####

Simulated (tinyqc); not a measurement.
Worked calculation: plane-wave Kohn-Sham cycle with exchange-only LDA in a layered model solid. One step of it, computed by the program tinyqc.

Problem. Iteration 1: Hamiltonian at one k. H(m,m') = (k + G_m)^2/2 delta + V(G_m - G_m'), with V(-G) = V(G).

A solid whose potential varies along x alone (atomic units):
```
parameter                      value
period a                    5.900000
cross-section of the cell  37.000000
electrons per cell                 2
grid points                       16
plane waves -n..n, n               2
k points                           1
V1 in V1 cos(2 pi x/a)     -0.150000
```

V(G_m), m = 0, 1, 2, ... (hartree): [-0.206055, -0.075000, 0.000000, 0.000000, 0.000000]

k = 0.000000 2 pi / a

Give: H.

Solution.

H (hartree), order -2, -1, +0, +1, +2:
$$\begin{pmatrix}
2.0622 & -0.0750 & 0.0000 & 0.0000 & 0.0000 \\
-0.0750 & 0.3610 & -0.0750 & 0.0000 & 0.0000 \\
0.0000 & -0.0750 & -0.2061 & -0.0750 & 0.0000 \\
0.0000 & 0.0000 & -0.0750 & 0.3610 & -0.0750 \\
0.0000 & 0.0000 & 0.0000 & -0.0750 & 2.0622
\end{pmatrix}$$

####

Among the entries above, the line containing "H (hartree), order", the line containing "0.0000 & 0.0000 & 0.0000 & -0.0750 & 2.0622", and all lines between them are to be restated word for word; nothing else belongs in the reply.

-- WRITTEN RESPONSE --
H (hartree), order -2, -1, +0, +1, +2:
$$\begin{pmatrix}
2.0622 & -0.0750 & 0.0000 & 0.0000 & 0.0000 \\
-0.0750 & 0.3610 & -0.0750 & 0.0000 & 0.0000 \\
0.0000 & -0.0750 & -0.2061 & -0.0750 & 0.0000 \\
0.0000 & 0.0000 & -0.0750 & 0.3610 & -0.0750 \\
0.0000 & 0.0000 & 0.0000 & -0.0750 & 2.0622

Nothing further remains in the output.